- _Action item_:
Repeat the listing in full, exactly as it stands.

----------------

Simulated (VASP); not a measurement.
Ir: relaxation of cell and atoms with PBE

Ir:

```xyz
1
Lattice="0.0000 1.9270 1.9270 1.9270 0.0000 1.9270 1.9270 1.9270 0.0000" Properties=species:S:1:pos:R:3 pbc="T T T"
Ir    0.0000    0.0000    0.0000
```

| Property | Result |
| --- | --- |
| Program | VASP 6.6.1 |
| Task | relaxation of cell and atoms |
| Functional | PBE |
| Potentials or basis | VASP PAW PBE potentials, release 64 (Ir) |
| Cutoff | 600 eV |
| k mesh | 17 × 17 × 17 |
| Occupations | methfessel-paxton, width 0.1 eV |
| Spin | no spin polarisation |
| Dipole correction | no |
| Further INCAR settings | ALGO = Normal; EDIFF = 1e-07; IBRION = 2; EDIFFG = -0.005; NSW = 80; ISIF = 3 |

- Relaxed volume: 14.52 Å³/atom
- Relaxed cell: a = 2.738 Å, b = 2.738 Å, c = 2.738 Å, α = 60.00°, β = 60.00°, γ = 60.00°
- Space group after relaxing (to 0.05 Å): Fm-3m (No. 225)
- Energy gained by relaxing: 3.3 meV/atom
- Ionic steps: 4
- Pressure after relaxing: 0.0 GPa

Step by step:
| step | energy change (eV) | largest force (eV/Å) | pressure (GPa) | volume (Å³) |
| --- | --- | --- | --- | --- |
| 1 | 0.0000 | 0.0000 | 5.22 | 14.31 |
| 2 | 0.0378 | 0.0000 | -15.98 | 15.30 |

----------------

- _Written response_:
Simulated (VASP); not a measurement.
Ir: relaxation of cell and atoms with PBE

Ir:

```xyz
1
Lattice="0.0000 1.9270 1.9270 1.9270 0.0000 1.9270 1.9270 1.9270 0.0000" Properties=species:S:1:pos:R:3 pbc="T T T"
Ir    0.0000    0.0000    0.0000
```

| Property | Result |
| --- | --- |
| Program | VASP 6.6.1 |
| Task | relaxation of cell and atoms |
| Functional | PBE |
| Potentials or basis | VASP PAW PBE potentials, release 64 (Ir) |
| Cutoff | 600 eV |
| k mesh | 17 × 17 × 17 |
| Occupations | methfessel-paxton, width 0.1 eV |
| Spin | no spin polarisation |
| Dipole correction | no |
| Further INCAR settings | ALGO = Normal; EDIFF = 1e-07; IBRION = 2; EDIFFG = -0.005; NSW = 80; ISIF = 3 |

- Relaxed volume: 14.52 Å³/atom
- Relaxed cell: a = 2.738 Å, b = 2.738 Å, c = 2.738 Å, α = 60.00°, β = 60.00°, γ = 60.00°
- Space group after relaxing (to 0.05 Å): Fm-3m (No. 225)
- Energy gained by relaxing: 3.3 meV/atom
- Ionic steps: 4
- Pressure after relaxing: 0.0 GPa

Step by step:
| step | energy change (eV) | largest force (eV/Å) | pressure (GPa) | volume (Å³) |
| --- | --- | --- | --- | --- |
| 1 | 0.0000 | 0.0000 | 5.22 | 14.31 |
| 2 | 0.0378 | 0.0000 | -15.98 | 15.30 |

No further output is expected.